WORK TASK:
Up to and including the line with "Charge: 1 mol", return every line from the start of the entries below exactly.

RECORDS PROVIDED:
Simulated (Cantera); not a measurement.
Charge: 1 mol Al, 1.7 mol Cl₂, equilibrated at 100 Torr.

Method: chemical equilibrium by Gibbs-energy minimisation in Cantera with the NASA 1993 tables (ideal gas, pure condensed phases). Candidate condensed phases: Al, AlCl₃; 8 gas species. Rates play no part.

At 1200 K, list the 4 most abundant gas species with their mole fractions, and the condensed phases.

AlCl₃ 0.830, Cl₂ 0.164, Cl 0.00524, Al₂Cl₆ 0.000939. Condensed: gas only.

ANSWER AREA:
Simulated (Cantera); not a measurement.
Charge: 1 mol Al, 1.7 mol Cl₂, equilibrated at 100 Torr.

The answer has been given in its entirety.